**WORK ITEM:**
Within the records below, reproduce without change the lines from the line that has "- Points are written as (first, second)." through the line that has "along each coordinate?**", and only those.

*** DATA UNDER STUDY ***

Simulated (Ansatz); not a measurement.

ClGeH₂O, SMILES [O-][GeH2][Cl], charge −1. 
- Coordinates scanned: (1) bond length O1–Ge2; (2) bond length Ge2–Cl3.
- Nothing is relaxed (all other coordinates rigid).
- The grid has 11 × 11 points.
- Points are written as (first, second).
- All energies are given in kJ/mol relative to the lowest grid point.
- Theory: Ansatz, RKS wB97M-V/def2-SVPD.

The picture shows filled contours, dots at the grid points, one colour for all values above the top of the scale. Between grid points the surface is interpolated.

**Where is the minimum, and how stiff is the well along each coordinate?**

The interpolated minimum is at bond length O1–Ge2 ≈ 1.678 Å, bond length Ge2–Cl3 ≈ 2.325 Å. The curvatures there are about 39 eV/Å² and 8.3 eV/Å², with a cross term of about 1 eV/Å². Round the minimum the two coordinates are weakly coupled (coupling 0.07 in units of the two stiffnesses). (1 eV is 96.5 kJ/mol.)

*** End of DATA UNDER STUDY ***

**EXERCISE ANSWER:**
- Points are written as (first, second).
- All energies are given in kJ/mol relative to the lowest grid point.
- Theory: Ansatz, RKS wB97M-V/def2-SVPD.

The picture shows filled contours, dots at the grid points, one colour for all values above the top of the scale. Between grid points the surface is interpolated.

**Where is the minimum, and how stiff is the well along each coordinate?**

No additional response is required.